→ **Work instruction**
Retype each line of the listing below, from the first through the one holding "the labelled points.", with no other lines.

→ **Listed records**
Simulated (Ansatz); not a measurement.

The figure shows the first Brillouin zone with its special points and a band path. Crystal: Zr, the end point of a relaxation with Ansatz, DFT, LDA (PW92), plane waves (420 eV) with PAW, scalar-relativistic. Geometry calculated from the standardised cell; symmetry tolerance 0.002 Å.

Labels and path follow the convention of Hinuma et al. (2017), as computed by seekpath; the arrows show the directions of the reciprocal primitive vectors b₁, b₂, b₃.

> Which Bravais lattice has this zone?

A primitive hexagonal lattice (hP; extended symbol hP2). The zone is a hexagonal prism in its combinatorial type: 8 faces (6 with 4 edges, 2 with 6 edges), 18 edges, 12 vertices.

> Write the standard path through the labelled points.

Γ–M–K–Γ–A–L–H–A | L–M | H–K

→ **Written answer**
Simulated (Ansatz); not a measurement.

The figure shows the first Brillouin zone with its special points and a band path. Crystal: Zr, the end point of a relaxation with Ansatz, DFT, LDA (PW92), plane waves (420 eV) with PAW, scalar-relativistic. Geometry calculated from the standardised cell; symmetry tolerance 0.002 Å.

Labels and path follow the convention of Hinuma et al. (2017), as computed by seekpath; the arrows show the directions of the reciprocal primitive vectors b₁, b₂, b₃.

> Which Bravais lattice has this zone?

A primitive hexagonal lattice (hP; extended symbol hP2). The zone is a hexagonal prism in its combinatorial type: 8 faces (6 with 4 edges, 2 with 6 edges), 18 edges, 12 vertices.

> Write the standard path through the labelled points.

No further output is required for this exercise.